**DATA:**
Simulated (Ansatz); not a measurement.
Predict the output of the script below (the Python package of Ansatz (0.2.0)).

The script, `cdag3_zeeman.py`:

**WORK REQUEST:**
Write out the complete material a second time, matching it exactly.

**TASK ANSWER:**
Simulated (Ansatz); not a measurement.
Predict the output of the script below (the Python package of Ansatz (0.2.0)).

The script, `cdag3_zeeman.py`:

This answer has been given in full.